__Extracted records__:
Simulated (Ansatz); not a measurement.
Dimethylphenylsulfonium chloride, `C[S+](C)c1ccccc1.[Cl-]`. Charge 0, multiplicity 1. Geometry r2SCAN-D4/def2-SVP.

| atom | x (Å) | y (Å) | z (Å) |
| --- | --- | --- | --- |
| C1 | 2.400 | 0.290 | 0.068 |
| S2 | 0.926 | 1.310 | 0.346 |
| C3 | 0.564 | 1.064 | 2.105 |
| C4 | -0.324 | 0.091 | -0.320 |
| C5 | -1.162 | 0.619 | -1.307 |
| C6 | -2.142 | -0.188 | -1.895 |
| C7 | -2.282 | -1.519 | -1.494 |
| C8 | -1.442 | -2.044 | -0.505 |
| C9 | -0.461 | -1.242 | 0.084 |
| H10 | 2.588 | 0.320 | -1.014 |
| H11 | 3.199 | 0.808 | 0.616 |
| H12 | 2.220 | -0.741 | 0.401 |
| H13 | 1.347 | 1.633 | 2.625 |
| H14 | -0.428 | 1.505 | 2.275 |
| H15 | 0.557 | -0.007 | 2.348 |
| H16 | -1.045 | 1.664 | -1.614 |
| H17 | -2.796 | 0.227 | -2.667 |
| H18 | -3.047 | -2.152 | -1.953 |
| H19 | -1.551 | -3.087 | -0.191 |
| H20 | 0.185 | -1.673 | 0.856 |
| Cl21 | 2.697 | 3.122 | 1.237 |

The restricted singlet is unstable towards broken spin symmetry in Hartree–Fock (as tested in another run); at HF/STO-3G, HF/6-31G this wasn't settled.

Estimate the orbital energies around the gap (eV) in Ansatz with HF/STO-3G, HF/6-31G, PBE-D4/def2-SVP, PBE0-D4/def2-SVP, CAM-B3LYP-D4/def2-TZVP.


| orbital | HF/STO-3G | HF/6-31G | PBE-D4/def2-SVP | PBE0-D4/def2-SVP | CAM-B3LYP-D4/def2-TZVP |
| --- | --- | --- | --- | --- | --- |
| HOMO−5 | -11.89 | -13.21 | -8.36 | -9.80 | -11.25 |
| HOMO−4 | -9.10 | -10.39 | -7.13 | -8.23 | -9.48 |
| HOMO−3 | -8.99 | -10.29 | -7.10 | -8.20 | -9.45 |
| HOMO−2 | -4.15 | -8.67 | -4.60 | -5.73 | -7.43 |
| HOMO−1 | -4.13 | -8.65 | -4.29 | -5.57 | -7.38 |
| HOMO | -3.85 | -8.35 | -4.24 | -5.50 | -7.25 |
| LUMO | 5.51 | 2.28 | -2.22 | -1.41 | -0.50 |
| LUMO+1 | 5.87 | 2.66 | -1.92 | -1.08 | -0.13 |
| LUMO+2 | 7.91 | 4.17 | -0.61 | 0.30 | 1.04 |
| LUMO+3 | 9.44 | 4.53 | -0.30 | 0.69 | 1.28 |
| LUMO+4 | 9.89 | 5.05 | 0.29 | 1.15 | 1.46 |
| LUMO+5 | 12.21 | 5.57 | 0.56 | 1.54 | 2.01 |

__Work task__: From the data above, return every line from the line that has "-8.20 | -9.45 |" up to and including the line that has "1.15 | 1.46 |", exactly.

__Solution__:
| HOMO−3 | -8.99 | -10.29 | -7.10 | -8.20 | -9.45 |
| HOMO−2 | -4.15 | -8.67 | -4.60 | -5.73 | -7.43 |
| HOMO−1 | -4.13 | -8.65 | -4.29 | -5.57 | -7.38 |
| HOMO | -3.85 | -8.35 | -4.24 | -5.50 | -7.25 |
| LUMO | 5.51 | 2.28 | -2.22 | -1.41 | -0.50 |
| LUMO+1 | 5.87 | 2.66 | -1.92 | -1.08 | -0.13 |
| LUMO+2 | 7.91 | 4.17 | -0.61 | 0.30 | 1.04 |
| LUMO+3 | 9.44 | 4.53 | -0.30 | 0.69 | 1.28 |
| LUMO+4 | 9.89 | 5.05 | 0.29 | 1.15 | 1.46 |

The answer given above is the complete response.